Repeat the listing in full, exactly as it stands.

*** Opening of Material shown ***
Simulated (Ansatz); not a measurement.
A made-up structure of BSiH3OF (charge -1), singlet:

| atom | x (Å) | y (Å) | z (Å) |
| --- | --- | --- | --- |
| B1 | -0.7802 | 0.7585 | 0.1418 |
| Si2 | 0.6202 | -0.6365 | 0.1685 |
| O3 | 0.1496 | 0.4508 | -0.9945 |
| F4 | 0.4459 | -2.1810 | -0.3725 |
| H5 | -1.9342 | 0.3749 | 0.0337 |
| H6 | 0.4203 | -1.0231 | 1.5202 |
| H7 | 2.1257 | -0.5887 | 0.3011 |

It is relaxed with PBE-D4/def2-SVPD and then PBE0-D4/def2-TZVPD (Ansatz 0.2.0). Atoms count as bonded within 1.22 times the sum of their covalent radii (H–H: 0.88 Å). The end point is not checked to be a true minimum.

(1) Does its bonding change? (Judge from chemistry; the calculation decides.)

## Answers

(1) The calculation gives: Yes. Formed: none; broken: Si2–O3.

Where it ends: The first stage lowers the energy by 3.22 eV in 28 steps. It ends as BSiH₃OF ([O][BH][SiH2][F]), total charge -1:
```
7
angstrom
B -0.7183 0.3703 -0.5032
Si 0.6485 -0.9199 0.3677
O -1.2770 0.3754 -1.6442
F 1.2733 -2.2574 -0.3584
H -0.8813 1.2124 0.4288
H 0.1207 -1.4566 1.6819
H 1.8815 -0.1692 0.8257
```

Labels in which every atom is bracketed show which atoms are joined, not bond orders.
*** Close of Material shown ***

Response:
Simulated (Ansatz); not a measurement.
A made-up structure of BSiH3OF (charge -1), singlet:

| atom | x (Å) | y (Å) | z (Å) |
| --- | --- | --- | --- |
| B1 | -0.7802 | 0.7585 | 0.1418 |
| Si2 | 0.6202 | -0.6365 | 0.1685 |
| O3 | 0.1496 | 0.4508 | -0.9945 |
| F4 | 0.4459 | -2.1810 | -0.3725 |
| H5 | -1.9342 | 0.3749 | 0.0337 |
| H6 | 0.4203 | -1.0231 | 1.5202 |
| H7 | 2.1257 | -0.5887 | 0.3011 |

It is relaxed with PBE-D4/def2-SVPD and then PBE0-D4/def2-TZVPD (Ansatz 0.2.0). Atoms count as bonded within 1.22 times the sum of their covalent radii (H–H: 0.88 Å). The end point is not checked to be a true minimum.

(1) Does its bonding change? (Judge from chemistry; the calculation decides.)

## Answers

(1) The calculation gives: Yes. Formed: none; broken: Si2–O3.

Where it ends: The first stage lowers the energy by 3.22 eV in 28 steps. It ends as BSiH₃OF ([O][BH][SiH2][F]), total charge -1:
```
7
angstrom
B -0.7183 0.3703 -0.5032
Si 0.6485 -0.9199 0.3677
O -1.2770 0.3754 -1.6442
F 1.2733 -2.2574 -0.3584
H -0.8813 1.2124 0.4288
H 0.1207 -1.4566 1.6819
H 1.8815 -0.1692 0.8257
```

Labels in which every atom is bracketed show which atoms are joined, not bond orders.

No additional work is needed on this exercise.